# EXERCISE
Copy out, exactly, the first line of the entries below and every line after it through the one containing "waves, PAW |".

[ENTRIES SUPPLIED]
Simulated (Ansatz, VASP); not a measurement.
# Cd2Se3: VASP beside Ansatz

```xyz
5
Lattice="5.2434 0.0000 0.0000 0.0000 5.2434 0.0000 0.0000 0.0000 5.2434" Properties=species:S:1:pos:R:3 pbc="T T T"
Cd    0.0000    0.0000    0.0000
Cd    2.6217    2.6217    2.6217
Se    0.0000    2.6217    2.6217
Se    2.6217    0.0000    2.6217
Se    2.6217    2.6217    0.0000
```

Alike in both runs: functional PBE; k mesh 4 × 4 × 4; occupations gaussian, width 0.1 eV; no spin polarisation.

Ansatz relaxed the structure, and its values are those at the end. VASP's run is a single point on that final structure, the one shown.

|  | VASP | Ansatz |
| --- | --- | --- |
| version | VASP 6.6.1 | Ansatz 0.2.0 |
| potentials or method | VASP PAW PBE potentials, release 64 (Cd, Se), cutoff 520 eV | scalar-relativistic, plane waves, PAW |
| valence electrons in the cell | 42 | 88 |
[/ENTRIES SUPPLIED]

# TASK RESULT
Simulated (Ansatz, VASP); not a measurement.
# Cd2Se3: VASP beside Ansatz

```xyz
5
Lattice="5.2434 0.0000 0.0000 0.0000 5.2434 0.0000 0.0000 0.0000 5.2434" Properties=species:S:1:pos:R:3 pbc="T T T"
Cd    0.0000    0.0000    0.0000
Cd    2.6217    2.6217    2.6217
Se    0.0000    2.6217    2.6217
Se    2.6217    0.0000    2.6217
Se    2.6217    2.6217    0.0000
```

Alike in both runs: functional PBE; k mesh 4 × 4 × 4; occupations gaussian, width 0.1 eV; no spin polarisation.

Ansatz relaxed the structure, and its values are those at the end. VASP's run is a single point on that final structure, the one shown.

|  | VASP | Ansatz |
| --- | --- | --- |
| version | VASP 6.6.1 | Ansatz 0.2.0 |
| potentials or method | VASP PAW PBE potentials, release 64 (Cd, Se), cutoff 520 eV | scalar-relativistic, plane waves, PAW |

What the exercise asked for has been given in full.